Required action.
Word for word, reproduce every line of the data.

Top of Provided records

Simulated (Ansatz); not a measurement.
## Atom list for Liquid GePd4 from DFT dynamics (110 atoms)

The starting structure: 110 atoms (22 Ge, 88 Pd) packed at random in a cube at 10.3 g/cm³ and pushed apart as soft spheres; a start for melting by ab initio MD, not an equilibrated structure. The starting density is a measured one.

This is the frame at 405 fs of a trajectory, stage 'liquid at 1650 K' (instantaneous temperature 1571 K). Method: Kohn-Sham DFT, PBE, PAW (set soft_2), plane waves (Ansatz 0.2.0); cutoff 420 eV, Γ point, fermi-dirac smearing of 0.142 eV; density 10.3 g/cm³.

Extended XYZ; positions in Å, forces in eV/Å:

Bottom of Provided records

Written answer.
Simulated (Ansatz); not a measurement.
## Atom list for Liquid GePd4 from DFT dynamics (110 atoms)

The starting structure: 110 atoms (22 Ge, 88 Pd) packed at random in a cube at 10.3 g/cm³ and pushed apart as soft spheres; a start for melting by ab initio MD, not an equilibrated structure. The starting density is a measured one.

This is the frame at 405 fs of a trajectory, stage 'liquid at 1650 K' (instantaneous temperature 1571 K). Method: Kohn-Sham DFT, PBE, PAW (set soft_2), plane waves (Ansatz 0.2.0); cutoff 420 eV, Γ point, fermi-dirac smearing of 0.142 eV; density 10.3 g/cm³.

Extended XYZ; positions in Å, forces in eV/Å:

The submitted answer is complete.